■ **Extracted data**:

Content starts

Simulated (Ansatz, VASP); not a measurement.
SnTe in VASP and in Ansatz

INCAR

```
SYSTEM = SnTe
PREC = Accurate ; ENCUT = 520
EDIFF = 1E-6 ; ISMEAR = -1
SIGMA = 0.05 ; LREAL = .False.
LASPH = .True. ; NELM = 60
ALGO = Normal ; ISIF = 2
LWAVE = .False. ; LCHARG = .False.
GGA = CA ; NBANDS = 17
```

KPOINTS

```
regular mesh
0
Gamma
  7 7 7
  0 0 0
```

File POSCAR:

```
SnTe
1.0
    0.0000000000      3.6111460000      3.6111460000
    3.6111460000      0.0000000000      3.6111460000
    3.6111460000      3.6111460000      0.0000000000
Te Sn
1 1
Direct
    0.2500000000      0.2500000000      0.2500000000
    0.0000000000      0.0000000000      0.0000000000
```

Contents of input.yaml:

Content ends

■ **Assignment**:
Each record is to be retyped exactly as it appears.

■ **Response area**:
Simulated (Ansatz, VASP); not a measurement.
SnTe in VASP and in Ansatz

INCAR

```
SYSTEM = SnTe
PREC = Accurate ; ENCUT = 520
EDIFF = 1E-6 ; ISMEAR = -1
SIGMA = 0.05 ; LREAL = .False.
LASPH = .True. ; NELM = 60
ALGO = Normal ; ISIF = 2
LWAVE = .False. ; LCHARG = .False.
GGA = CA ; NBANDS = 17
```

KPOINTS

```
regular mesh
0
Gamma
  7 7 7
  0 0 0
```

File POSCAR:

```
SnTe
1.0
    0.0000000000      3.6111460000      3.6111460000
    3.6111460000      0.0000000000      3.6111460000
    3.6111460000      3.6111460000      0.0000000000
Te Sn
1 1
Direct
    0.2500000000      0.2500000000      0.2500000000
    0.0000000000      0.0000000000      0.0000000000
```

Contents of input.yaml:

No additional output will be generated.